(DATA FOR ANALYSIS Opens)
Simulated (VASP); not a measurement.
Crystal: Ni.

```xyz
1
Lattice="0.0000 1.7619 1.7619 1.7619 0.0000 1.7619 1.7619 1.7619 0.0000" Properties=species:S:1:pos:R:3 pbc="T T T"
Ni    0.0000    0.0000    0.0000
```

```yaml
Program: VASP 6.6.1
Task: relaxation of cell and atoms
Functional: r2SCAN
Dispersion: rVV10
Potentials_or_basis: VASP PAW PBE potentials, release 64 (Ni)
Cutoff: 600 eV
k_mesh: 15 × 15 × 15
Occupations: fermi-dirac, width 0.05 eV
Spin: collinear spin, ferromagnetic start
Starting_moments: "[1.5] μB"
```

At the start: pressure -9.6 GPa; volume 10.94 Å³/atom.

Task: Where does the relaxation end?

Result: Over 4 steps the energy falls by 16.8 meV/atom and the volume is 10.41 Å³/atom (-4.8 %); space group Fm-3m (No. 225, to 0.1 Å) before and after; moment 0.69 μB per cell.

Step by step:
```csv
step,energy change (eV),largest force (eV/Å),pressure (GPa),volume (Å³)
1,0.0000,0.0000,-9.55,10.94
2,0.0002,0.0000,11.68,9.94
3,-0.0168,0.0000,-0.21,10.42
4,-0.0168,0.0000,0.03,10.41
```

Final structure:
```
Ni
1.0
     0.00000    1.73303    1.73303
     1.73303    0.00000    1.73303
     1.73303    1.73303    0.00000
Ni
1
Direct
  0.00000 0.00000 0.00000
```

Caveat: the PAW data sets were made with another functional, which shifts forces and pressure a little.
(DATA FOR ANALYSIS Closes)

From the first line of the records through the line with "Task: Where does the relaxation end?", retype everything word for word, including both ends.

WRITTEN ANSWER ▸
Simulated (VASP); not a measurement.
Crystal: Ni.

```xyz
1
Lattice="0.0000 1.7619 1.7619 1.7619 0.0000 1.7619 1.7619 1.7619 0.0000" Properties=species:S:1:pos:R:3 pbc="T T T"
Ni    0.0000    0.0000    0.0000
```

```yaml
Program: VASP 6.6.1
Task: relaxation of cell and atoms
Functional: r2SCAN
Dispersion: rVV10
Potentials_or_basis: VASP PAW PBE potentials, release 64 (Ni)
Cutoff: 600 eV
k_mesh: 15 × 15 × 15
Occupations: fermi-dirac, width 0.05 eV
Spin: collinear spin, ferromagnetic start
Starting_moments: "[1.5] μB"
```

At the start: pressure -9.6 GPa; volume 10.94 Å³/atom.

Task: Where does the relaxation end?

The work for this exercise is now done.